ACTION ITEM: The listing that follows is to be repeated exactly.

___

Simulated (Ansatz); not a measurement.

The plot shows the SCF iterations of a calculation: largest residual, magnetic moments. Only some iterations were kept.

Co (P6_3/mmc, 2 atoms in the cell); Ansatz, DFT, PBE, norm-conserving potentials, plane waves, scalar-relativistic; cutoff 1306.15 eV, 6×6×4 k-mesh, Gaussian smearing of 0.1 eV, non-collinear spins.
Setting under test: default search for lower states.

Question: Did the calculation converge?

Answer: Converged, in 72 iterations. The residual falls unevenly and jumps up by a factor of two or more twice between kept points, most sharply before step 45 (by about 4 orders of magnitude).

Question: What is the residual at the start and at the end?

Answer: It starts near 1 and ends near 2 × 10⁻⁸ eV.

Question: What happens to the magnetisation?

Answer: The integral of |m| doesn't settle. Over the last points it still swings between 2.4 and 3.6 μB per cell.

___

ANSWER SPACE:
Simulated (Ansatz); not a measurement.

The plot shows the SCF iterations of a calculation: largest residual, magnetic moments. Only some iterations were kept.

Co (P6_3/mmc, 2 atoms in the cell); Ansatz, DFT, PBE, norm-conserving potentials, plane waves, scalar-relativistic; cutoff 1306.15 eV, 6×6×4 k-mesh, Gaussian smearing of 0.1 eV, non-collinear spins.
Setting under test: default search for lower states.

Question: Did the calculation converge?

Answer: Converged, in 72 iterations. The residual falls unevenly and jumps up by a factor of two or more twice between kept points, most sharply before step 45 (by about 4 orders of magnitude).

Question: What is the residual at the start and at the end?

Answer: It starts near 1 and ends near 2 × 10⁻⁸ eV.

Question: What happens to the magnetisation?

Answer: The integral of |m| doesn't settle. Over the last points it still swings between 2.4 and 3.6 μB per cell.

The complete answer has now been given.